Please return each entry in the listing exactly.

○ ○ ○ ○ ○ ○ ○

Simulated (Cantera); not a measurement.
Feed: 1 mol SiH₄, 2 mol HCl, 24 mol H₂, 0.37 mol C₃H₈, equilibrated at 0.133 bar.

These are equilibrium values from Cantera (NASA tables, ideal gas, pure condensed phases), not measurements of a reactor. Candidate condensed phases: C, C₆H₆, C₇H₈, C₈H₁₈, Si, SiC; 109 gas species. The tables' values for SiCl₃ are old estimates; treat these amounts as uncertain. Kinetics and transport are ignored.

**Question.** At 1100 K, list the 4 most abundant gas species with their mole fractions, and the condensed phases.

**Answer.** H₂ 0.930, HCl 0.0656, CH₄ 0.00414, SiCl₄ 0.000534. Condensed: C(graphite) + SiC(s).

○ ○ ○ ○ ○ ○ ○

* RESULT
Simulated (Cantera); not a measurement.
Feed: 1 mol SiH₄, 2 mol HCl, 24 mol H₂, 0.37 mol C₃H₈, equilibrated at 0.133 bar.

These are equilibrium values from Cantera (NASA tables, ideal gas, pure condensed phases), not measurements of a reactor. Candidate condensed phases: C, C₆H₆, C₇H₈, C₈H₁₈, Si, SiC; 109 gas species. The tables' values for SiCl₃ are old estimates; treat these amounts as uncertain. Kinetics and transport are ignored.

**Question.** At 1100 K, list the 4 most abundant gas species with their mole fractions, and the condensed phases.

**Answer.** H₂ 0.930, HCl 0.0656, CH₄ 0.00414, SiCl₄ 0.000534. Condensed: C(graphite) + SiC(s).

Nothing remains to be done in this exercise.